━━━━━━━━━━

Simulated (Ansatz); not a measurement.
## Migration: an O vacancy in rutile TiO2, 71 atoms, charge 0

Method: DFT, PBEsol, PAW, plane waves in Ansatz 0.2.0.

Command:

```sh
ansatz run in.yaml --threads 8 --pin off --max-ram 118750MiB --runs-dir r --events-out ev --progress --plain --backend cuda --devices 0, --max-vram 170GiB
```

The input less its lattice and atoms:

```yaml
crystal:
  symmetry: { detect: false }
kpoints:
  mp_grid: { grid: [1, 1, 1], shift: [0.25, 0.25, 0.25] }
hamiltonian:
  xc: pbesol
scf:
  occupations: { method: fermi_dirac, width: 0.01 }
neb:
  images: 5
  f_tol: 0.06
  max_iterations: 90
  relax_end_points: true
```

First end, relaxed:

━━━━━━━━━━

- [Activity]: Every entry must be quoted exactly as it appears above.

- [Written solution]:
Simulated (Ansatz); not a measurement.
## Migration: an O vacancy in rutile TiO2, 71 atoms, charge 0

Method: DFT, PBEsol, PAW, plane waves in Ansatz 0.2.0.

Command:

```sh
ansatz run in.yaml --threads 8 --pin off --max-ram 118750MiB --runs-dir r --events-out ev --progress --plain --backend cuda --devices 0, --max-vram 170GiB
```

The input less its lattice and atoms:

```yaml
crystal:
  symmetry: { detect: false }
kpoints:
  mp_grid: { grid: [1, 1, 1], shift: [0.25, 0.25, 0.25] }
hamiltonian:
  xc: pbesol
scf:
  occupations: { method: fermi_dirac, width: 0.01 }
neb:
  images: 5
  f_tol: 0.06
  max_iterations: 90
  relax_end_points: true
```

First end, relaxed:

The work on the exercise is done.